» Exercise
Only one portion of the data is to be written out: from the line bearing "## Convergence of" through the line bearing "11, Mg 10 |". Write it exactly as it appears.

» Given entries
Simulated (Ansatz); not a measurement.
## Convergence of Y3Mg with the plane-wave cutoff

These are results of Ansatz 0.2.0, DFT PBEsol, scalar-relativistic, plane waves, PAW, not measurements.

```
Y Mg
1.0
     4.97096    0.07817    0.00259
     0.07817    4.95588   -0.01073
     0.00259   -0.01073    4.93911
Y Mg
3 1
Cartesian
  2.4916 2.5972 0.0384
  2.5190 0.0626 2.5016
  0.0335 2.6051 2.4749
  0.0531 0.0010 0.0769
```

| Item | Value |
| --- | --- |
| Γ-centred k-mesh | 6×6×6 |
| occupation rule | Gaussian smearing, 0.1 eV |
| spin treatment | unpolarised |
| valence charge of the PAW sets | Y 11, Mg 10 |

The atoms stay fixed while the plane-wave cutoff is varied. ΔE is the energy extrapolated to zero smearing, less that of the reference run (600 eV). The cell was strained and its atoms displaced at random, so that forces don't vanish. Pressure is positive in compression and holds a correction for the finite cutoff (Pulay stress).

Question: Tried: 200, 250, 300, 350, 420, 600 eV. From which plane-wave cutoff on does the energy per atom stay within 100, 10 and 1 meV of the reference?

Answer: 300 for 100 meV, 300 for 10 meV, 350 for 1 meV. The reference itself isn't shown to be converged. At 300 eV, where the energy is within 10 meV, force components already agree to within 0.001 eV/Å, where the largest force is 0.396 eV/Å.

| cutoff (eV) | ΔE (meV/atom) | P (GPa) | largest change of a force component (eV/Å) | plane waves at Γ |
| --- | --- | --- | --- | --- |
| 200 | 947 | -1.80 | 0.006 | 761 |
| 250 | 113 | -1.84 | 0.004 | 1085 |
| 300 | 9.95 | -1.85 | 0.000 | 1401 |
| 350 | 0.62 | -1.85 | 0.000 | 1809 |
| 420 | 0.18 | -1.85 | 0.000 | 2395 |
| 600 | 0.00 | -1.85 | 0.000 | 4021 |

» Task response
## Convergence of Y3Mg with the plane-wave cutoff

These are results of Ansatz 0.2.0, DFT PBEsol, scalar-relativistic, plane waves, PAW, not measurements.

```
Y Mg
1.0
     4.97096    0.07817    0.00259
     0.07817    4.95588   -0.01073
     0.00259   -0.01073    4.93911
Y Mg
3 1
Cartesian
  2.4916 2.5972 0.0384
  2.5190 0.0626 2.5016
  0.0335 2.6051 2.4749
  0.0531 0.0010 0.0769
```

| Item | Value |
| --- | --- |
| Γ-centred k-mesh | 6×6×6 |
| occupation rule | Gaussian smearing, 0.1 eV |
| spin treatment | unpolarised |
| valence charge of the PAW sets | Y 11, Mg 10 |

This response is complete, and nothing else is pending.